Transcribe the records below exactly, from their first line through the line containing "These are results". Omit every line after it.

——

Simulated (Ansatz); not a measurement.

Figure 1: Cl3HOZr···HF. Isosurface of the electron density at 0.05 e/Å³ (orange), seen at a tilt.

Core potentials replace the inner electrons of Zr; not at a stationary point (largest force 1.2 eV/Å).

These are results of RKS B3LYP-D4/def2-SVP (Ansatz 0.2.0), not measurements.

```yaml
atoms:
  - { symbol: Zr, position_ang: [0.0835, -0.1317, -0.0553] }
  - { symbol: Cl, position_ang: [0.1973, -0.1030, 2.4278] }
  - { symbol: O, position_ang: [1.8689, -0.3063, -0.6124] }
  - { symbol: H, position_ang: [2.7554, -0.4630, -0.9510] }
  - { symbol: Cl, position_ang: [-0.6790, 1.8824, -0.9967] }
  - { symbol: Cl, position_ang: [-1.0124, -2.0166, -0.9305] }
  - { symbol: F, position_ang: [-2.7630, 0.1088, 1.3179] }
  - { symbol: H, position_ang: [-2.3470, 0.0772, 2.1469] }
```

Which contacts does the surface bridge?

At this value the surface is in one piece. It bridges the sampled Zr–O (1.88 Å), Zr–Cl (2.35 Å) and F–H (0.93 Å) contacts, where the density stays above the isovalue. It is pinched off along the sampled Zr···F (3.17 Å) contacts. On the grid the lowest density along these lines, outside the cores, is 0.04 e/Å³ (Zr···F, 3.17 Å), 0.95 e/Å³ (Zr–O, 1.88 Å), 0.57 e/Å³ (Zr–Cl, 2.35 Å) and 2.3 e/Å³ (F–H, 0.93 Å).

——

## WRITTEN ANSWER
Simulated (Ansatz); not a measurement.

Figure 1: Cl3HOZr···HF. Isosurface of the electron density at 0.05 e/Å³ (orange), seen at a tilt.

Core potentials replace the inner electrons of Zr; not at a stationary point (largest force 1.2 eV/Å).

These are results of RKS B3LYP-D4/def2-SVP (Ansatz 0.2.0), not measurements.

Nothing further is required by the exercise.